[[ Data section, beginning ]]

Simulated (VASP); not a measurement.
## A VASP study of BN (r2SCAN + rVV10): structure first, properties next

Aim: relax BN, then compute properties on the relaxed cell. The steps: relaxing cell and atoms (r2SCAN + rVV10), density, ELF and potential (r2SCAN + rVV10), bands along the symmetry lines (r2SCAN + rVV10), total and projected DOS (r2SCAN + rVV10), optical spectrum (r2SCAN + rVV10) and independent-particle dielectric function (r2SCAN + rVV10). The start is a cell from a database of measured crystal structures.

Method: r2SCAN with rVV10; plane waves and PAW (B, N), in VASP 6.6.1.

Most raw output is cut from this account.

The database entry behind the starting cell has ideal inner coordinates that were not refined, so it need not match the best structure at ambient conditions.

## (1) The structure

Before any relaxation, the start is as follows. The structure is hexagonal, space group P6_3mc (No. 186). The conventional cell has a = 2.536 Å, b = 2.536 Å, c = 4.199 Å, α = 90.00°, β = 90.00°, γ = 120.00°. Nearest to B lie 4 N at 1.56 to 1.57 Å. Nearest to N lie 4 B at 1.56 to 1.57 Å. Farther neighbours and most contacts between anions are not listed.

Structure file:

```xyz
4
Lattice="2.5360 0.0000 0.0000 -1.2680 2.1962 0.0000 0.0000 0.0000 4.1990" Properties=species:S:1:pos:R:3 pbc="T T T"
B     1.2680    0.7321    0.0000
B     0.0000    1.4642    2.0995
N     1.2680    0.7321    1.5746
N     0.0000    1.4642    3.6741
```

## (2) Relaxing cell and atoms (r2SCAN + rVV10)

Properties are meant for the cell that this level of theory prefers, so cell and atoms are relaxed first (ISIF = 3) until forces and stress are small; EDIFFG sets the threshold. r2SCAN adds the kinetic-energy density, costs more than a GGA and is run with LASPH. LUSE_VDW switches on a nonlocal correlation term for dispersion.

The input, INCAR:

[[ Data section, end ]]

_Required action_
From the records above, print exactly the lines that run from the line with "Before any relaxation, the" to the line with "Properties are meant", inclusive.

_Answer space_
Before any relaxation, the start is as follows. The structure is hexagonal, space group P6_3mc (No. 186). The conventional cell has a = 2.536 Å, b = 2.536 Å, c = 4.199 Å, α = 90.00°, β = 90.00°, γ = 120.00°. Nearest to B lie 4 N at 1.56 to 1.57 Å. Nearest to N lie 4 B at 1.56 to 1.57 Å. Farther neighbours and most contacts between anions are not listed.

Structure file:

```xyz
4
Lattice="2.5360 0.0000 0.0000 -1.2680 2.1962 0.0000 0.0000 0.0000 4.1990" Properties=species:S:1:pos:R:3 pbc="T T T"
B     1.2680    0.7321    0.0000
B     0.0000    1.4642    2.0995
N     1.2680    0.7321    1.5746
N     0.0000    1.4642    3.6741
```

## (2) Relaxing cell and atoms (r2SCAN + rVV10)

Properties are meant for the cell that this level of theory prefers, so cell and atoms are relaxed first (ISIF = 3) until forces and stress are small; EDIFFG sets the threshold. r2SCAN adds the kinetic-energy density, costs more than a GGA and is run with LASPH. LUSE_VDW switches on a nonlocal correlation term for dispersion.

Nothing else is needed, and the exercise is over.